— Data listing —
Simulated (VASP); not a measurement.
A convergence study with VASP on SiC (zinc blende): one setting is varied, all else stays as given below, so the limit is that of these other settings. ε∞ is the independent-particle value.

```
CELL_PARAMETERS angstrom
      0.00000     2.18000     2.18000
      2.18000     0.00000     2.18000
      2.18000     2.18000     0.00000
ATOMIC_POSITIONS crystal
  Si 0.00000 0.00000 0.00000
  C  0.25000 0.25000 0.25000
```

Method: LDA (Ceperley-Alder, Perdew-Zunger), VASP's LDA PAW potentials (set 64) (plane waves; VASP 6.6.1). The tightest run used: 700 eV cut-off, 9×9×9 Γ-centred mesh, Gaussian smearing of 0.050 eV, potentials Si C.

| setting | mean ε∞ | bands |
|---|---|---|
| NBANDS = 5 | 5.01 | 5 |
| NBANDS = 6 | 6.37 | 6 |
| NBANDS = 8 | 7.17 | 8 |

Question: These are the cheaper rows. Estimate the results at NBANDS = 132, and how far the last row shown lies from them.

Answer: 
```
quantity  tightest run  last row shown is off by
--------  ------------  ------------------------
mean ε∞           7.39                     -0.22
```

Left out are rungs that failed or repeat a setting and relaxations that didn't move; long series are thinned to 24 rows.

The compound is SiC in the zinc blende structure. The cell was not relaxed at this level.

— Exercise —
Include the first line, the line containing "Left out are", and every line between them, copied exactly from the material above; output no other line.

— Answer box —
Simulated (VASP); not a measurement.
A convergence study with VASP on SiC (zinc blende): one setting is varied, all else stays as given below, so the limit is that of these other settings. ε∞ is the independent-particle value.

```
CELL_PARAMETERS angstrom
      0.00000     2.18000     2.18000
      2.18000     0.00000     2.18000
      2.18000     2.18000     0.00000
ATOMIC_POSITIONS crystal
  Si 0.00000 0.00000 0.00000
  C  0.25000 0.25000 0.25000
```

Method: LDA (Ceperley-Alder, Perdew-Zunger), VASP's LDA PAW potentials (set 64) (plane waves; VASP 6.6.1). The tightest run used: 700 eV cut-off, 9×9×9 Γ-centred mesh, Gaussian smearing of 0.050 eV, potentials Si C.

| setting | mean ε∞ | bands |
|---|---|---|
| NBANDS = 5 | 5.01 | 5 |
| NBANDS = 6 | 6.37 | 6 |
| NBANDS = 8 | 7.17 | 8 |

Question: These are the cheaper rows. Estimate the results at NBANDS = 132, and how far the last row shown lies from them.

Answer: 
```
quantity  tightest run  last row shown is off by
--------  ------------  ------------------------
mean ε∞           7.39                     -0.22
```

Left out are rungs that failed or repeat a setting and relaxations that didn't move; long series are thinned to 24 rows.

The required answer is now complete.